(Dataset excerpts):
= Beginning of Section =

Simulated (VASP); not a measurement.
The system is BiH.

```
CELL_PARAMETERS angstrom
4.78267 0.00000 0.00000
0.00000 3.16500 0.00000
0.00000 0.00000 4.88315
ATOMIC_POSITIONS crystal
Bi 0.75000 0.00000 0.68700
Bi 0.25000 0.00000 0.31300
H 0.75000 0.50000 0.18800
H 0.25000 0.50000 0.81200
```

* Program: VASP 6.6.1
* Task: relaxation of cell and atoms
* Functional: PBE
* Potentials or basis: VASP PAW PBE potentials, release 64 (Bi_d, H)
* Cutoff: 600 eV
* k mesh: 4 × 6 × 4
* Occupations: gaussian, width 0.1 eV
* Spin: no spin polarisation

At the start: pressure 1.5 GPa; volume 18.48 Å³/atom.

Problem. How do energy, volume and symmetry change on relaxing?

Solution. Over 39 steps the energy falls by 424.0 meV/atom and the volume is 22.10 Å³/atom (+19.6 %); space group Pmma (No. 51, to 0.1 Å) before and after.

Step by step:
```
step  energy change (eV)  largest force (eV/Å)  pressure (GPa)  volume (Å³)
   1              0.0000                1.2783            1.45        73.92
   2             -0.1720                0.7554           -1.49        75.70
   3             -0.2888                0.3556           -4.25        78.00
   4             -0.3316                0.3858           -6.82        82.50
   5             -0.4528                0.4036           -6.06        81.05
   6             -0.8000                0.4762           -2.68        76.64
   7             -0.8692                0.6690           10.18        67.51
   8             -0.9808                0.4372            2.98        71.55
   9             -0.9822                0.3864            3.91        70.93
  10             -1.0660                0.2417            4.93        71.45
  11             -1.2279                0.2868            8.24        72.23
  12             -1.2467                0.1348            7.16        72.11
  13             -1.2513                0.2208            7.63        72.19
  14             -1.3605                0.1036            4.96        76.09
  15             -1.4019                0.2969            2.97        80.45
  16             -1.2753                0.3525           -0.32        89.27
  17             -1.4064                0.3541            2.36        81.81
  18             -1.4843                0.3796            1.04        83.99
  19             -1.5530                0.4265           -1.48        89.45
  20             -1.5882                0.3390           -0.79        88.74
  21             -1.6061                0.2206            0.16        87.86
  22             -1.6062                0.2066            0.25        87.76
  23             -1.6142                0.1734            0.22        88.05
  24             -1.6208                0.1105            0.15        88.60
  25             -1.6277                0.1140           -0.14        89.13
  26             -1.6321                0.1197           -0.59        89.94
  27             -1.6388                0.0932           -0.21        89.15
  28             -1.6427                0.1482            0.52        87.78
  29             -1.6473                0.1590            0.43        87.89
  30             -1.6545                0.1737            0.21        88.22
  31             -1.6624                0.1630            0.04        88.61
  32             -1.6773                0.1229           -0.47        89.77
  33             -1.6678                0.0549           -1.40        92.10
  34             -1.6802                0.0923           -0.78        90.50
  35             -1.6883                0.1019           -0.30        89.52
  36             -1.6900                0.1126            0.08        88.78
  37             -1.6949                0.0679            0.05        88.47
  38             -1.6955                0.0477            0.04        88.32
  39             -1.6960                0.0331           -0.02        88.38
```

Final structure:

= End of Section =

Reply with the lines from the first line of the entries through the line that contains "no spin polarisation", repeated exactly with both ends kept, and with nothing else.

(Written answer):
Simulated (VASP); not a measurement.
The system is BiH.

```
CELL_PARAMETERS angstrom
4.78267 0.00000 0.00000
0.00000 3.16500 0.00000
0.00000 0.00000 4.88315
ATOMIC_POSITIONS crystal
Bi 0.75000 0.00000 0.68700
Bi 0.25000 0.00000 0.31300
H 0.75000 0.50000 0.18800
H 0.25000 0.50000 0.81200
```

* Program: VASP 6.6.1
* Task: relaxation of cell and atoms
* Functional: PBE
* Potentials or basis: VASP PAW PBE potentials, release 64 (Bi_d, H)
* Cutoff: 600 eV
* k mesh: 4 × 6 × 4
* Occupations: gaussian, width 0.1 eV
* Spin: no spin polarisation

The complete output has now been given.